Provided records:
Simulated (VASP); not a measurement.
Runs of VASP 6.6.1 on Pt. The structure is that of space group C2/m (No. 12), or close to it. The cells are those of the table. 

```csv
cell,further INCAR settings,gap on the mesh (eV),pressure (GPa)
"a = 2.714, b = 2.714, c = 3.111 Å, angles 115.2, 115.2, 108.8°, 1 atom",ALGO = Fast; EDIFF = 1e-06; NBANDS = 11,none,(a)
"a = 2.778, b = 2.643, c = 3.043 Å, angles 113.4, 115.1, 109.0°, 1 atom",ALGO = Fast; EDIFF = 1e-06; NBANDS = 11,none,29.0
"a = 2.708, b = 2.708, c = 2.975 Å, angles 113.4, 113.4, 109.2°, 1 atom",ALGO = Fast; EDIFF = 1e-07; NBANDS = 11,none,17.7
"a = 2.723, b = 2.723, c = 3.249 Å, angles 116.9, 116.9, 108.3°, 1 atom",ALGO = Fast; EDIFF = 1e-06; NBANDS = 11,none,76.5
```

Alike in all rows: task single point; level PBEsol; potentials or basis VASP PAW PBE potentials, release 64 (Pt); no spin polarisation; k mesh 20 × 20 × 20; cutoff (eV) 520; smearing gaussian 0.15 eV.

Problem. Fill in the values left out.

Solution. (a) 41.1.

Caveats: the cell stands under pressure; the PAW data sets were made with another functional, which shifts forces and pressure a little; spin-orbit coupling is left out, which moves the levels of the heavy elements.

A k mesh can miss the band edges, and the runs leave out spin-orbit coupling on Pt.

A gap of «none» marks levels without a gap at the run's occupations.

Work instruction:
The lines above from the one with "Caveats: the cell" through the one with "A k mesh can" are to be duplicated exactly, ends included, with nothing added.

Written answer:
Caveats: the cell stands under pressure; the PAW data sets were made with another functional, which shifts forces and pressure a little; spin-orbit coupling is left out, which moves the levels of the heavy elements.

A k mesh can miss the band edges, and the runs leave out spin-orbit coupling on Pt.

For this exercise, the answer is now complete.